Give back an exact copy of the lines below, from the first through the line with "Solution. gap on"; please stop there.

Top of Study material
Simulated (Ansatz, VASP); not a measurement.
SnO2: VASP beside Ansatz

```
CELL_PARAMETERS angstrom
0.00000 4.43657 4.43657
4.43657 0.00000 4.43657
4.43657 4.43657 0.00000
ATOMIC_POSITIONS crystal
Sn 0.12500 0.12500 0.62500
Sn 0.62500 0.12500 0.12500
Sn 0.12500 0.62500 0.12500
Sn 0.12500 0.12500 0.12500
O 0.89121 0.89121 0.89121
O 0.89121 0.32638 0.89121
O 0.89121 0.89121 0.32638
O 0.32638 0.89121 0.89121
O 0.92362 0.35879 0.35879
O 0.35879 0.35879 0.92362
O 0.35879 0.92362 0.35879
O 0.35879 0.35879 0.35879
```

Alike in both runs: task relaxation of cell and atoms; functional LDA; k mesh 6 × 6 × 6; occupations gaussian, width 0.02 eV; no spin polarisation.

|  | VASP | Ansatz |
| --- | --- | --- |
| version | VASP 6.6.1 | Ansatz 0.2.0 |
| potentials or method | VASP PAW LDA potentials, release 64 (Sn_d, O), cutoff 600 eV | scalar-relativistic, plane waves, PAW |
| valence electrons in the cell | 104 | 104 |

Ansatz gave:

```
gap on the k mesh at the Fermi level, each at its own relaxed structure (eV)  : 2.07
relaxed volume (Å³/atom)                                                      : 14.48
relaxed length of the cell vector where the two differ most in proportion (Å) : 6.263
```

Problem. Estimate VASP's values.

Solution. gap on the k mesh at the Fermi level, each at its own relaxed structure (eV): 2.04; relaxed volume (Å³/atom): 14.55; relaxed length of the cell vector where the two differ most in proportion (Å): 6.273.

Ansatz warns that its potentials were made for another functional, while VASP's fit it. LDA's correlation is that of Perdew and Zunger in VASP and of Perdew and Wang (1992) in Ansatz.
Bottom of Study material

§ **Reply**:
Simulated (Ansatz, VASP); not a measurement.
SnO2: VASP beside Ansatz

```
CELL_PARAMETERS angstrom
0.00000 4.43657 4.43657
4.43657 0.00000 4.43657
4.43657 4.43657 0.00000
ATOMIC_POSITIONS crystal
Sn 0.12500 0.12500 0.62500
Sn 0.62500 0.12500 0.12500
Sn 0.12500 0.62500 0.12500
Sn 0.12500 0.12500 0.12500
O 0.89121 0.89121 0.89121
O 0.89121 0.32638 0.89121
O 0.89121 0.89121 0.32638
O 0.32638 0.89121 0.89121
O 0.92362 0.35879 0.35879
O 0.35879 0.35879 0.92362
O 0.35879 0.92362 0.35879
O 0.35879 0.35879 0.35879
```

Alike in both runs: task relaxation of cell and atoms; functional LDA; k mesh 6 × 6 × 6; occupations gaussian, width 0.02 eV; no spin polarisation.

|  | VASP | Ansatz |
| --- | --- | --- |
| version | VASP 6.6.1 | Ansatz 0.2.0 |
| potentials or method | VASP PAW LDA potentials, release 64 (Sn_d, O), cutoff 600 eV | scalar-relativistic, plane waves, PAW |
| valence electrons in the cell | 104 | 104 |

Ansatz gave:

```
gap on the k mesh at the Fermi level, each at its own relaxed structure (eV)  : 2.07
relaxed volume (Å³/atom)                                                      : 14.48
relaxed length of the cell vector where the two differ most in proportion (Å) : 6.263
```

Problem. Estimate VASP's values.

Solution. gap on the k mesh at the Fermi level, each at its own relaxed structure (eV): 2.04; relaxed volume (Å³/atom): 14.55; relaxed length of the cell vector where the two differ most in proportion (Å): 6.273.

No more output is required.